▶ **Supplied material**:
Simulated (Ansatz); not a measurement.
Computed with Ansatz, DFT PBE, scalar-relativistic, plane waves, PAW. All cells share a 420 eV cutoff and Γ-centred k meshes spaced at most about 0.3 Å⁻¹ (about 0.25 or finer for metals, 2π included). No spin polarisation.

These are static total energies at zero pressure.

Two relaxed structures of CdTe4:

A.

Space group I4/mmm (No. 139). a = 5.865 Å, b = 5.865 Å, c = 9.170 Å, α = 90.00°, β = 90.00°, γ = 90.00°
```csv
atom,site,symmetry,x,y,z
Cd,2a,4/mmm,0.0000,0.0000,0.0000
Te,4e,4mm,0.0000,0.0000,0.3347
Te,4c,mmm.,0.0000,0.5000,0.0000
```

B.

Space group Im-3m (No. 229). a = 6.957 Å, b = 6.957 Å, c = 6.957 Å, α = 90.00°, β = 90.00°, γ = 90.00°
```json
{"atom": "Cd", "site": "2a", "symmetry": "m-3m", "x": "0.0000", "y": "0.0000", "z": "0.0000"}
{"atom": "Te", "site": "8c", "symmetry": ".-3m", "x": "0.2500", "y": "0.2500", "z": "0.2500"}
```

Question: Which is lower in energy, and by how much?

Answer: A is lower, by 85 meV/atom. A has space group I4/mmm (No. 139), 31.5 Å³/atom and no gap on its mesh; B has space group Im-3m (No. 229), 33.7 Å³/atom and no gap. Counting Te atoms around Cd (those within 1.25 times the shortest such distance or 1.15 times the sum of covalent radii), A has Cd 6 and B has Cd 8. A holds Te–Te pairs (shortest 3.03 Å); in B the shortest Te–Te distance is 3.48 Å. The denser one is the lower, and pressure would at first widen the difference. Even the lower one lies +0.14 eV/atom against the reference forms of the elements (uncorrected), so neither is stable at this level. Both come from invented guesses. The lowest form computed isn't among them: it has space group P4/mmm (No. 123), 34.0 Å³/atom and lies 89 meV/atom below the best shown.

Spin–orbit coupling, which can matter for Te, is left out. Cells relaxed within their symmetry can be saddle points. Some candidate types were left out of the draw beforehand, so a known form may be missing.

▶ **Requirement**: As the answer, set down only the lines from the data above between the one holding "Two relaxed structures" and the one holding "Answer: A is", inclusive, exactly as they read.

▶ **Exercise solution**:
Two relaxed structures of CdTe4:

A.

Space group I4/mmm (No. 139). a = 5.865 Å, b = 5.865 Å, c = 9.170 Å, α = 90.00°, β = 90.00°, γ = 90.00°
```csv
atom,site,symmetry,x,y,z
Cd,2a,4/mmm,0.0000,0.0000,0.0000
Te,4e,4mm,0.0000,0.0000,0.3347
Te,4c,mmm.,0.0000,0.5000,0.0000
```

B.

Space group Im-3m (No. 229). a = 6.957 Å, b = 6.957 Å, c = 6.957 Å, α = 90.00°, β = 90.00°, γ = 90.00°
```json
{"atom": "Cd", "site": "2a", "symmetry": "m-3m", "x": "0.0000", "y": "0.0000", "z": "0.0000"}
{"atom": "Te", "site": "8c", "symmetry": ".-3m", "x": "0.2500", "y": "0.2500", "z": "0.2500"}
```

Question: Which is lower in energy, and by how much?

Answer: A is lower, by 85 meV/atom. A has space group I4/mmm (No. 139), 31.5 Å³/atom and no gap on its mesh; B has space group Im-3m (No. 229), 33.7 Å³/atom and no gap. Counting Te atoms around Cd (those within 1.25 times the shortest such distance or 1.15 times the sum of covalent radii), A has Cd 6 and B has Cd 8. A holds Te–Te pairs (shortest 3.03 Å); in B the shortest Te–Te distance is 3.48 Å. The denser one is the lower, and pressure would at first widen the difference. Even the lower one lies +0.14 eV/atom against the reference forms of the elements (uncorrected), so neither is stable at this level. Both come from invented guesses. The lowest form computed isn't among them: it has space group P4/mmm (No. 123), 34.0 Å³/atom and lies 89 meV/atom below the best shown.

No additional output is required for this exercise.